+ + + + + + +

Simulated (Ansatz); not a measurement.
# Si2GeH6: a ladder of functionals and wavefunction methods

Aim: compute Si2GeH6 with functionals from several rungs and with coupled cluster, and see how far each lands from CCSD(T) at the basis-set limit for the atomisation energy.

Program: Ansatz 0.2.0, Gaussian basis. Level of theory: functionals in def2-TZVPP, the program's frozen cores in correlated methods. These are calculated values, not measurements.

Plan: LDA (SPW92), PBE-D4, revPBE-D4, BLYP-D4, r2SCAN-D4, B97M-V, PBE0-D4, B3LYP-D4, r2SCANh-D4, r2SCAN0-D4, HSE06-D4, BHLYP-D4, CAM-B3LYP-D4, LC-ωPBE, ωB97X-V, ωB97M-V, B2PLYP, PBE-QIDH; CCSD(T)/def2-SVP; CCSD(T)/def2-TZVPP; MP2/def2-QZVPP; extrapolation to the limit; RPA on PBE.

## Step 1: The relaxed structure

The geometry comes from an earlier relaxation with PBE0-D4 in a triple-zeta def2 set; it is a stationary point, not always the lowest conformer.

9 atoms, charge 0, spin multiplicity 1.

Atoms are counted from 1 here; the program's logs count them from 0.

+ + + + + + +

-- TASK ITEM --
From the first line of the material above down to the line with "# Si2GeH6: a", output each line exactly; include both of those lines and add no others.

-- WRITTEN REPLY --
Simulated (Ansatz); not a measurement.
# Si2GeH6: a ladder of functionals and wavefunction methods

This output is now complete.